**Provided records:**
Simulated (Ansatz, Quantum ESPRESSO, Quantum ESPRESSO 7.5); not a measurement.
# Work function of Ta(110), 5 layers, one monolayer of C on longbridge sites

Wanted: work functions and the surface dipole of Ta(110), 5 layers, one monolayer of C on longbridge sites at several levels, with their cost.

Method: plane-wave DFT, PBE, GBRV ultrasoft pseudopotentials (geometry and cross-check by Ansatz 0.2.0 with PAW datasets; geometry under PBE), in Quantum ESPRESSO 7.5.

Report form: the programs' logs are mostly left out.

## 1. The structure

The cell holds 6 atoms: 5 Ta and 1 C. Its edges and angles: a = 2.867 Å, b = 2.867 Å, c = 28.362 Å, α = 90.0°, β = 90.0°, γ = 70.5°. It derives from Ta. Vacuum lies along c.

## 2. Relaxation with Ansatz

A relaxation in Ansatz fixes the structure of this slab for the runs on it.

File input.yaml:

**Exercise:** With every line intact, reproduce the listing verbatim.

**Expected answer:**
Simulated (Ansatz, Quantum ESPRESSO, Quantum ESPRESSO 7.5); not a measurement.
# Work function of Ta(110), 5 layers, one monolayer of C on longbridge sites

Wanted: work functions and the surface dipole of Ta(110), 5 layers, one monolayer of C on longbridge sites at several levels, with their cost.

Method: plane-wave DFT, PBE, GBRV ultrasoft pseudopotentials (geometry and cross-check by Ansatz 0.2.0 with PAW datasets; geometry under PBE), in Quantum ESPRESSO 7.5.

Report form: the programs' logs are mostly left out.

## 1. The structure

The cell holds 6 atoms: 5 Ta and 1 C. Its edges and angles: a = 2.867 Å, b = 2.867 Å, c = 28.362 Å, α = 90.0°, β = 90.0°, γ = 70.5°. It derives from Ta. Vacuum lies along c.

## 2. Relaxation with Ansatz

A relaxation in Ansatz fixes the structure of this slab for the runs on it.

File input.yaml:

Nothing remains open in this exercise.